Every line of the records below from the line with "Fill in the values left out." up to and including the line with "A k mesh can" must be reproduced exactly, and no line outside that range.

= Beginning of Section =

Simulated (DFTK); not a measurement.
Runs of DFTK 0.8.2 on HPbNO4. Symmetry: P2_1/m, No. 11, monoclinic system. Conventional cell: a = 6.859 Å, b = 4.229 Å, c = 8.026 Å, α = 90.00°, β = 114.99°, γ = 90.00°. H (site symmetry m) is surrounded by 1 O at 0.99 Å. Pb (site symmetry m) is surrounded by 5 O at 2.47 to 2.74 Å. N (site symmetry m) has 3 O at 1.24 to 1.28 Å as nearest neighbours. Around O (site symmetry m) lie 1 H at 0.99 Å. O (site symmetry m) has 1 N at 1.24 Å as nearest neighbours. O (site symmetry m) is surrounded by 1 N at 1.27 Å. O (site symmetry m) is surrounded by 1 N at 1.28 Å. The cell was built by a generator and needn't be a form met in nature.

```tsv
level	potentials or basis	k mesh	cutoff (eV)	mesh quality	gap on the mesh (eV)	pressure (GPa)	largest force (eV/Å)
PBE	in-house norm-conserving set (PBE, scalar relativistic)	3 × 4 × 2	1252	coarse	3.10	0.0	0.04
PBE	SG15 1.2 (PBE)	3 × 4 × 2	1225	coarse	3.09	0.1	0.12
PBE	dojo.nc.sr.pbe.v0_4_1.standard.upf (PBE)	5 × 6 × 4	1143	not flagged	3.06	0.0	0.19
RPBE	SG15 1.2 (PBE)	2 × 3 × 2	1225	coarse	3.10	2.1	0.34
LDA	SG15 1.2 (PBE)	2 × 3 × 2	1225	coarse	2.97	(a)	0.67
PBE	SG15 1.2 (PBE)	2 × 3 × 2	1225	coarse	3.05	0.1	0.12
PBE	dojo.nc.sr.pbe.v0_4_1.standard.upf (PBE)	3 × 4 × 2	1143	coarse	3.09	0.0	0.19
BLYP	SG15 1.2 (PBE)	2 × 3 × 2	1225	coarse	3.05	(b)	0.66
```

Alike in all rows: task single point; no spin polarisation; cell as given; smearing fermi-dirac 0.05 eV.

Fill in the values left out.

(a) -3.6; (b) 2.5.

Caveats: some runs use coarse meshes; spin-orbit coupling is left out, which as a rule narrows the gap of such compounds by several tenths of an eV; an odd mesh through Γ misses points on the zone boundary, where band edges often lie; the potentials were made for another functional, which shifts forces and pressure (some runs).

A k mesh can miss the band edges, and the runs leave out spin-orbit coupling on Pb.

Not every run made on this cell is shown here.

= End of Section =

• _Reply_
Fill in the values left out.

(a) -3.6; (b) 2.5.

Caveats: some runs use coarse meshes; spin-orbit coupling is left out, which as a rule narrows the gap of such compounds by several tenths of an eV; an odd mesh through Γ misses points on the zone boundary, where band edges often lie; the potentials were made for another functional, which shifts forces and pressure (some runs).

A k mesh can miss the band edges, and the runs leave out spin-orbit coupling on Pb.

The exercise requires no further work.